_Data listing_.
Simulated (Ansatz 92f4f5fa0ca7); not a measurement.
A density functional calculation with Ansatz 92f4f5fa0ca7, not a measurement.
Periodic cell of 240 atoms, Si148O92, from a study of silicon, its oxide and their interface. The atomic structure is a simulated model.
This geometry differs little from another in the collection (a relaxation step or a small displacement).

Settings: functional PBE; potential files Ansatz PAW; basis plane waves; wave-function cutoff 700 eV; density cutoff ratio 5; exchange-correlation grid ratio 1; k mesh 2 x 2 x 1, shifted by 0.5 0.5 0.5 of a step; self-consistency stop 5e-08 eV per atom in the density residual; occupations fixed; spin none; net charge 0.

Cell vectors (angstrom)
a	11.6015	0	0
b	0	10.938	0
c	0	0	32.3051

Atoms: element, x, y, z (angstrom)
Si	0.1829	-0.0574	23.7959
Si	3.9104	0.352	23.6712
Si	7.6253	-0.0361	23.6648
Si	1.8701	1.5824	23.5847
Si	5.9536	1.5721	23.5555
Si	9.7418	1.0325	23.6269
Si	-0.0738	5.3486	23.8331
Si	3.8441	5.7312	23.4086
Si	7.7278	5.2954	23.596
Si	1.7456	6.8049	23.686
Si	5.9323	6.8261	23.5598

_Requirement_.
Restate the data word for word.

_Expected answer_.
Simulated (Ansatz 92f4f5fa0ca7); not a measurement.
A density functional calculation with Ansatz 92f4f5fa0ca7, not a measurement.
Periodic cell of 240 atoms, Si148O92, from a study of silicon, its oxide and their interface. The atomic structure is a simulated model.
This geometry differs little from another in the collection (a relaxation step or a small displacement).

Settings: functional PBE; potential files Ansatz PAW; basis plane waves; wave-function cutoff 700 eV; density cutoff ratio 5; exchange-correlation grid ratio 1; k mesh 2 x 2 x 1, shifted by 0.5 0.5 0.5 of a step; self-consistency stop 5e-08 eV per atom in the density residual; occupations fixed; spin none; net charge 0.

Cell vectors (angstrom)
a	11.6015	0	0
b	0	10.938	0
c	0	0	32.3051

Atoms: element, x, y, z (angstrom)
Si	0.1829	-0.0574	23.7959
Si	3.9104	0.352	23.6712
Si	7.6253	-0.0361	23.6648
Si	1.8701	1.5824	23.5847
Si	5.9536	1.5721	23.5555
Si	9.7418	1.0325	23.6269
Si	-0.0738	5.3486	23.8331
Si	3.8441	5.7312	23.4086
Si	7.7278	5.2954	23.596
Si	1.7456	6.8049	23.686
Si	5.9323	6.8261	23.5598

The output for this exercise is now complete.